******************************

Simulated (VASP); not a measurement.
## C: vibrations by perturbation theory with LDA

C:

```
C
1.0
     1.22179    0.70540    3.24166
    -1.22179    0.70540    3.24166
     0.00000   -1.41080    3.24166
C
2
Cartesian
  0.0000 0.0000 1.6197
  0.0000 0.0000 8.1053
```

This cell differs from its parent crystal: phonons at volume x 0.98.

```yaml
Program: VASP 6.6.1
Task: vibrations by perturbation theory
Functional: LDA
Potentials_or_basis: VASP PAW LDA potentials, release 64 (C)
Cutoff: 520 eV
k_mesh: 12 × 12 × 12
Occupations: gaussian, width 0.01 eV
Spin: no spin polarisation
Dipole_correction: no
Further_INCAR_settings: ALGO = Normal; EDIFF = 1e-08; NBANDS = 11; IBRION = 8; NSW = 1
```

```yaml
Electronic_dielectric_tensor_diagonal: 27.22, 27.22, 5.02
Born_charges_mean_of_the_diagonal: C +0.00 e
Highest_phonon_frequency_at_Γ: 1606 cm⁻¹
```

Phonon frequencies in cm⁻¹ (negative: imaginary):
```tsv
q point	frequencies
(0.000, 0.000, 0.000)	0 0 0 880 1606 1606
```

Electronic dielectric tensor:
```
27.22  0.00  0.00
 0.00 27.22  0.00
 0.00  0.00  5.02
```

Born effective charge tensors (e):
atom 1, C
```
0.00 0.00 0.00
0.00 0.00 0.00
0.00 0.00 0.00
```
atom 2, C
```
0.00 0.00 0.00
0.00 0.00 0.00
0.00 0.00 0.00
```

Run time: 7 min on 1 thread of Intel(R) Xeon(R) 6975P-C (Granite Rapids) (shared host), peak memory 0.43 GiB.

******************************

REQUIRED ACTION -
Write an exact transcription of every entry above.

RESPONSE BOX -
Simulated (VASP); not a measurement.
## C: vibrations by perturbation theory with LDA

C:

```
C
1.0
     1.22179    0.70540    3.24166
    -1.22179    0.70540    3.24166
     0.00000   -1.41080    3.24166
C
2
Cartesian
  0.0000 0.0000 1.6197
  0.0000 0.0000 8.1053
```

This cell differs from its parent crystal: phonons at volume x 0.98.

```yaml
Program: VASP 6.6.1
Task: vibrations by perturbation theory
Functional: LDA
Potentials_or_basis: VASP PAW LDA potentials, release 64 (C)
Cutoff: 520 eV
k_mesh: 12 × 12 × 12
Occupations: gaussian, width 0.01 eV
Spin: no spin polarisation
Dipole_correction: no
Further_INCAR_settings: ALGO = Normal; EDIFF = 1e-08; NBANDS = 11; IBRION = 8; NSW = 1
```

```yaml
Electronic_dielectric_tensor_diagonal: 27.22, 27.22, 5.02
Born_charges_mean_of_the_diagonal: C +0.00 e
Highest_phonon_frequency_at_Γ: 1606 cm⁻¹
```

Phonon frequencies in cm⁻¹ (negative: imaginary):
```tsv
q point	frequencies
(0.000, 0.000, 0.000)	0 0 0 880 1606 1606
```

Electronic dielectric tensor:
```
27.22  0.00  0.00
 0.00 27.22  0.00
 0.00  0.00  5.02
```

Born effective charge tensors (e):
atom 1, C
```
0.00 0.00 0.00
0.00 0.00 0.00
0.00 0.00 0.00
```
atom 2, C
```
0.00 0.00 0.00
0.00 0.00 0.00
0.00 0.00 0.00
```

Run time: 7 min on 1 thread of Intel(R) Xeon(R) 6975P-C (Granite Rapids) (shared host), peak memory 0.43 GiB.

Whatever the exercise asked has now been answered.